▶ **WORK ITEM**
Reproduce word for word, from the entries below, the line with "Q: Can the final", the line with "A: Self-consistency was", and every line between them, and nothing more.

▶ **EXCERPTED DATA**
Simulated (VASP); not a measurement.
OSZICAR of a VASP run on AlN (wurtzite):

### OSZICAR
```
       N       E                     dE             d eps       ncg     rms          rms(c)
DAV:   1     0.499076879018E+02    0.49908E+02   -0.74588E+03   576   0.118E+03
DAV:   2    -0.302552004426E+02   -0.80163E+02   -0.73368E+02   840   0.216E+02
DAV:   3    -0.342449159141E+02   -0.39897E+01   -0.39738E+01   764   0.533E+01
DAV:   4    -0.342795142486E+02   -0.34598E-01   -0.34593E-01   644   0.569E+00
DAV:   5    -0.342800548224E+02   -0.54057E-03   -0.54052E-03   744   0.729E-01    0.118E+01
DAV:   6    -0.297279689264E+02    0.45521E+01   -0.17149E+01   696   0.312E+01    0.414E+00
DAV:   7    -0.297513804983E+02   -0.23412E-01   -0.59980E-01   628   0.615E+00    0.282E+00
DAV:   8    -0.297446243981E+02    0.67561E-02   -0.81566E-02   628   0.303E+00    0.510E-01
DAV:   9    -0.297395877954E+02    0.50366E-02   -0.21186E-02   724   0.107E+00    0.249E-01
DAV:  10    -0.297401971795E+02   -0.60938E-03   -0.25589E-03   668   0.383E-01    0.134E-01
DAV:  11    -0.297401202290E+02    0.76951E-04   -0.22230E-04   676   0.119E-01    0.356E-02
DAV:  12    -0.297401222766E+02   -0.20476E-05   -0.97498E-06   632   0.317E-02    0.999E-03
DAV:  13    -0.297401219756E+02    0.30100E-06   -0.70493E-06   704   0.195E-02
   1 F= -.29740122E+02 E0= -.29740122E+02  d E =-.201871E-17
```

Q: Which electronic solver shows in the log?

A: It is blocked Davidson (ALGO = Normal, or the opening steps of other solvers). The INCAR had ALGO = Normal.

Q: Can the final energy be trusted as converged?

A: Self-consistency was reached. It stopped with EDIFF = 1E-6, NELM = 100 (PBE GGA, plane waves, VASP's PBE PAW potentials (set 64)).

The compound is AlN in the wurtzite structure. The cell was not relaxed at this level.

▶ **EXERCISE ANSWER**
Q: Can the final energy be trusted as converged?

A: Self-consistency was reached. It stopped with EDIFF = 1E-6, NELM = 100 (PBE GGA, plane waves, VASP's PBE PAW potentials (set 64)).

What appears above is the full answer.